#####

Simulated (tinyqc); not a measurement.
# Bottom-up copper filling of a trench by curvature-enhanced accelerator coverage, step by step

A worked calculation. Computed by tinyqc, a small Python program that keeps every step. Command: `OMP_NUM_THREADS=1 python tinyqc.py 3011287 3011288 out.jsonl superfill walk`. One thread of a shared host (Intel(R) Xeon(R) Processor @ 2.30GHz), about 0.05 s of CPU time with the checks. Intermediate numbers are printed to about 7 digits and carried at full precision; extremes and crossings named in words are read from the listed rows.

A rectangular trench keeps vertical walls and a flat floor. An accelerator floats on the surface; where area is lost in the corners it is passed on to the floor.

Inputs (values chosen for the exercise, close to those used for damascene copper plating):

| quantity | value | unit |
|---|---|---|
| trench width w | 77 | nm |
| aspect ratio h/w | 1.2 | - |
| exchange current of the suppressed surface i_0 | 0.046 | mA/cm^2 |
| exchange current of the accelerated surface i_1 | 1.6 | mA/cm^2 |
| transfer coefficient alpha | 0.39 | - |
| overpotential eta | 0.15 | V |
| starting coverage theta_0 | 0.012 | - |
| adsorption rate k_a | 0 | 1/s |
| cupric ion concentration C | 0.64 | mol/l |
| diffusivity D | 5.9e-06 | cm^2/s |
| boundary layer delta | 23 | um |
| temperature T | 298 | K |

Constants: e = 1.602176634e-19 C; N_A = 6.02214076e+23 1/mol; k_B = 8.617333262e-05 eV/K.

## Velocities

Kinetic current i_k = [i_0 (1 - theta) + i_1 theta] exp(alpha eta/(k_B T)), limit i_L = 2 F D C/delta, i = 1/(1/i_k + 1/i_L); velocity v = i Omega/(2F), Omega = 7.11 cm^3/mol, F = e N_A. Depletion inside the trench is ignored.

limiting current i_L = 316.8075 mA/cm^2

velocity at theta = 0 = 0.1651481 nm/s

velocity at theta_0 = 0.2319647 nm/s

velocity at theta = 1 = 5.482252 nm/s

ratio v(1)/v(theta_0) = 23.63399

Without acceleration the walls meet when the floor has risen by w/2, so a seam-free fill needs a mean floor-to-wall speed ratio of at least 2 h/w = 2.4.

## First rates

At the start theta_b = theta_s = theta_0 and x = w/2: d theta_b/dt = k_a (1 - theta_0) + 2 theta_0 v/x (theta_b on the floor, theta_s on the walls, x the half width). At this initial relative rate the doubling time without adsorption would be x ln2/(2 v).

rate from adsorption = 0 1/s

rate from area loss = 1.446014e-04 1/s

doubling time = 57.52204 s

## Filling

#####

> [Task item]: Quote the records above from their first line through the line containing "ratio v(1)/v(theta_0) = 23.63399", both ends included.

> [Task answer]:
Simulated (tinyqc); not a measurement.
# Bottom-up copper filling of a trench by curvature-enhanced accelerator coverage, step by step

A worked calculation. Computed by tinyqc, a small Python program that keeps every step. Command: `OMP_NUM_THREADS=1 python tinyqc.py 3011287 3011288 out.jsonl superfill walk`. One thread of a shared host (Intel(R) Xeon(R) Processor @ 2.30GHz), about 0.05 s of CPU time with the checks. Intermediate numbers are printed to about 7 digits and carried at full precision; extremes and crossings named in words are read from the listed rows.

A rectangular trench keeps vertical walls and a flat floor. An accelerator floats on the surface; where area is lost in the corners it is passed on to the floor.

Inputs (values chosen for the exercise, close to those used for damascene copper plating):

| quantity | value | unit |
|---|---|---|
| trench width w | 77 | nm |
| aspect ratio h/w | 1.2 | - |
| exchange current of the suppressed surface i_0 | 0.046 | mA/cm^2 |
| exchange current of the accelerated surface i_1 | 1.6 | mA/cm^2 |
| transfer coefficient alpha | 0.39 | - |
| overpotential eta | 0.15 | V |
| starting coverage theta_0 | 0.012 | - |
| adsorption rate k_a | 0 | 1/s |
| cupric ion concentration C | 0.64 | mol/l |
| diffusivity D | 5.9e-06 | cm^2/s |
| boundary layer delta | 23 | um |
| temperature T | 298 | K |

Constants: e = 1.602176634e-19 C; N_A = 6.02214076e+23 1/mol; k_B = 8.617333262e-05 eV/K.

## Velocities

Kinetic current i_k = [i_0 (1 - theta) + i_1 theta] exp(alpha eta/(k_B T)), limit i_L = 2 F D C/delta, i = 1/(1/i_k + 1/i_L); velocity v = i Omega/(2F), Omega = 7.11 cm^3/mol, F = e N_A. Depletion inside the trench is ignored.

limiting current i_L = 316.8075 mA/cm^2

velocity at theta = 0 = 0.1651481 nm/s

velocity at theta_0 = 0.2319647 nm/s

velocity at theta = 1 = 5.482252 nm/s

ratio v(1)/v(theta_0) = 23.63399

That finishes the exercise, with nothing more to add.